ASSIGNED TASK:
The answer should consist solely of the lines from the first one below through the line containing "- Cutoff: 600 eV", copied exactly.

+++ PROVIDED RECORDS +++

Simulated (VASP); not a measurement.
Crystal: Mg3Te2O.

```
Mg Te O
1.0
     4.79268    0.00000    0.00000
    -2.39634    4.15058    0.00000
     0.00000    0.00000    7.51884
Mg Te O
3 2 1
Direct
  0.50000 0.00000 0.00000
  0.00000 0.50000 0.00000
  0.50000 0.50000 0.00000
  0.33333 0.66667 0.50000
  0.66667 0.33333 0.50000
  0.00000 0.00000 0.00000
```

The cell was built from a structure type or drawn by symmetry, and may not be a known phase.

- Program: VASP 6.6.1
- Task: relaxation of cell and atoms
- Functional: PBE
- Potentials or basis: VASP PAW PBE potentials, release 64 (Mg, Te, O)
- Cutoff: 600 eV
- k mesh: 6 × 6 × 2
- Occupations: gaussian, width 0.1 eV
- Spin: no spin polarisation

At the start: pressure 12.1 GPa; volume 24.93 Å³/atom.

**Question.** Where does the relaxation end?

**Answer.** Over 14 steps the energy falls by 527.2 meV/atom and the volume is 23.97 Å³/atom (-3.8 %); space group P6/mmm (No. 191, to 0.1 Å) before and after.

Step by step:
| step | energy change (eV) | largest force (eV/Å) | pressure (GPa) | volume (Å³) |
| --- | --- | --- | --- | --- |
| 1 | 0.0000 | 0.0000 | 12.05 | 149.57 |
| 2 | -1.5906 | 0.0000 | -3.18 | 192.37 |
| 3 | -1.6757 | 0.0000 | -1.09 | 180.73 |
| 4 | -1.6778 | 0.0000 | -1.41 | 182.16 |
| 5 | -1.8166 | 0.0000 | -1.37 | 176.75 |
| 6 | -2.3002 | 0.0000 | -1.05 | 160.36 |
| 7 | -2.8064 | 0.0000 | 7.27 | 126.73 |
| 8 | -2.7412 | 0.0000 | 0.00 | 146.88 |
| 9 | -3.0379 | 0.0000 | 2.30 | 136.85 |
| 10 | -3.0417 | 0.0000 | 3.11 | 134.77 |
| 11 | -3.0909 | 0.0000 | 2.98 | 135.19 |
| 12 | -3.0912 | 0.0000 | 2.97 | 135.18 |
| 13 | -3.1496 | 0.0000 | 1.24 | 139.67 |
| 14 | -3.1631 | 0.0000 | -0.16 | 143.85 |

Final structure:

+++

WRITTEN REPLY:
Simulated (VASP); not a measurement.
Crystal: Mg3Te2O.

```
Mg Te O
1.0
     4.79268    0.00000    0.00000
    -2.39634    4.15058    0.00000
     0.00000    0.00000    7.51884
Mg Te O
3 2 1
Direct
  0.50000 0.00000 0.00000
  0.00000 0.50000 0.00000
  0.50000 0.50000 0.00000
  0.33333 0.66667 0.50000
  0.66667 0.33333 0.50000
  0.00000 0.00000 0.00000
```

The cell was built from a structure type or drawn by symmetry, and may not be a known phase.

- Program: VASP 6.6.1
- Task: relaxation of cell and atoms
- Functional: PBE
- Potentials or basis: VASP PAW PBE potentials, release 64 (Mg, Te, O)
- Cutoff: 600 eV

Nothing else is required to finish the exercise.